——————

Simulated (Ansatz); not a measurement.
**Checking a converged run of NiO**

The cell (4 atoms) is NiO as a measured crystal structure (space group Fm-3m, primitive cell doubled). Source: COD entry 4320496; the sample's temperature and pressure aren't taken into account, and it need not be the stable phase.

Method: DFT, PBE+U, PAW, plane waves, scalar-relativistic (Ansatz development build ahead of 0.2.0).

——————

(Activity) Copy the records above exactly, beginning at the line that contains "run of NiO**" and stopping after the line that contains "The cell (4".

(Task output)
**Checking a converged run of NiO**

The cell (4 atoms) is NiO as a measured crystal structure (space group Fm-3m, primitive cell doubled). Source: COD entry 4320496; the sample's temperature and pressure aren't taken into account, and it need not be the stable phase.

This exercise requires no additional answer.